> Extracted material
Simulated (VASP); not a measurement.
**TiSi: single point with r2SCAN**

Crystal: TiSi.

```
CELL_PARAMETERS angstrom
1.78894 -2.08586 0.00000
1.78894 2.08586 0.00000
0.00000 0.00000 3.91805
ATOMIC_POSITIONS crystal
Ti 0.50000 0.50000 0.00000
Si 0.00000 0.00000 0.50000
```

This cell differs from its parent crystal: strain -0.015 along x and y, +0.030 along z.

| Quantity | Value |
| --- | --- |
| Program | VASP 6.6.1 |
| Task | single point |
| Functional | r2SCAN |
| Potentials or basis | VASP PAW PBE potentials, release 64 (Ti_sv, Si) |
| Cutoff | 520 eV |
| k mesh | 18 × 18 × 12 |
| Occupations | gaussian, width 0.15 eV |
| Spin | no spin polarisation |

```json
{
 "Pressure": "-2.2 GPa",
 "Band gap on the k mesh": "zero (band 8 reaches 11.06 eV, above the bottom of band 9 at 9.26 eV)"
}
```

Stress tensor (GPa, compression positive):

> Assignment
Copy out the material, keeping every line exactly as it is.

> Exercise result
Simulated (VASP); not a measurement.
**TiSi: single point with r2SCAN**

Crystal: TiSi.

```
CELL_PARAMETERS angstrom
1.78894 -2.08586 0.00000
1.78894 2.08586 0.00000
0.00000 0.00000 3.91805
ATOMIC_POSITIONS crystal
Ti 0.50000 0.50000 0.00000
Si 0.00000 0.00000 0.50000
```

This cell differs from its parent crystal: strain -0.015 along x and y, +0.030 along z.

| Quantity | Value |
| --- | --- |
| Program | VASP 6.6.1 |
| Task | single point |
| Functional | r2SCAN |
| Potentials or basis | VASP PAW PBE potentials, release 64 (Ti_sv, Si) |
| Cutoff | 520 eV |
| k mesh | 18 × 18 × 12 |
| Occupations | gaussian, width 0.15 eV |
| Spin | no spin polarisation |

```json
{
 "Pressure": "-2.2 GPa",
 "Band gap on the k mesh": "zero (band 8 reaches 11.06 eV, above the bottom of band 9 at 9.26 eV)"
}
```

Stress tensor (GPa, compression positive):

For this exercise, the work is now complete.